_WORK TASK_
Write out, word for word, every line in the data below from the one containing "δ = σ(ref) −" to the one containing "Match each spectrum to its structure.", both of them included.

##########
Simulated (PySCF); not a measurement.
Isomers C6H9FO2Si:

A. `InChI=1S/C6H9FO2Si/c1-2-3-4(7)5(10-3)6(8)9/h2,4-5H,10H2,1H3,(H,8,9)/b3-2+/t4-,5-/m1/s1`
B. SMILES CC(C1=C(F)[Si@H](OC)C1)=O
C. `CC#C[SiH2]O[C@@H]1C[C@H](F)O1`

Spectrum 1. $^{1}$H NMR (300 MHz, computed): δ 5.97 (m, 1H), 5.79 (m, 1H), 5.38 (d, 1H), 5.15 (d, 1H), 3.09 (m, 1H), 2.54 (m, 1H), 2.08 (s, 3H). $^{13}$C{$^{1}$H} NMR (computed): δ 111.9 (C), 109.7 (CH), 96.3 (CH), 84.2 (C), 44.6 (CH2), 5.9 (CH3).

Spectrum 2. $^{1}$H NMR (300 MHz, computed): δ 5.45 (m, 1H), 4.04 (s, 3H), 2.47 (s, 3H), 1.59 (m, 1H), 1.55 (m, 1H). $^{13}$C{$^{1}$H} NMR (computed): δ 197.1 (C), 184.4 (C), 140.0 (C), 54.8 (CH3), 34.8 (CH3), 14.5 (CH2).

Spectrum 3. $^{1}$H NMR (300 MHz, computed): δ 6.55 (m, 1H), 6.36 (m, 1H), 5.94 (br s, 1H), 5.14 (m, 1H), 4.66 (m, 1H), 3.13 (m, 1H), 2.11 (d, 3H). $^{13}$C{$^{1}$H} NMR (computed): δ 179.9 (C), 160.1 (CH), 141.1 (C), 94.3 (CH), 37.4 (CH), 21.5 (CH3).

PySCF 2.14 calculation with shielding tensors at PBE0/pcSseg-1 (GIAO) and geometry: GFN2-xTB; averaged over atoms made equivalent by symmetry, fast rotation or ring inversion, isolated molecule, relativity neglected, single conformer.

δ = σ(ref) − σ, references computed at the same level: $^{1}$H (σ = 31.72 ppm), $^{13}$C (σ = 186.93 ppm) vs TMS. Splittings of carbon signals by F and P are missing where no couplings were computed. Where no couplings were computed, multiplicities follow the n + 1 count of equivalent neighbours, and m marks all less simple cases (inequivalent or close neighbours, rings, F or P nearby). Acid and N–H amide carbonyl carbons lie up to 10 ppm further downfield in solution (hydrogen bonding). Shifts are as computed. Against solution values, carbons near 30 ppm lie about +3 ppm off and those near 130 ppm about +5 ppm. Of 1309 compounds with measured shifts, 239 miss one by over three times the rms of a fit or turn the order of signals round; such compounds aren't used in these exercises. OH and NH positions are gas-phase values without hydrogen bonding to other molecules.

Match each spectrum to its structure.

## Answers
##########

_EXERCISE SOLUTION_
δ = σ(ref) − σ, references computed at the same level: $^{1}$H (σ = 31.72 ppm), $^{13}$C (σ = 186.93 ppm) vs TMS. Splittings of carbon signals by F and P are missing where no couplings were computed. Where no couplings were computed, multiplicities follow the n + 1 count of equivalent neighbours, and m marks all less simple cases (inequivalent or close neighbours, rings, F or P nearby). Acid and N–H amide carbonyl carbons lie up to 10 ppm further downfield in solution (hydrogen bonding). Shifts are as computed. Against solution values, carbons near 30 ppm lie about +3 ppm off and those near 130 ppm about +5 ppm. Of 1309 compounds with measured shifts, 239 miss one by over three times the rms of a fit or turn the order of signals round; such compounds aren't used in these exercises. OH and NH positions are gas-phase values without hydrogen bonding to other molecules.

Match each spectrum to its structure.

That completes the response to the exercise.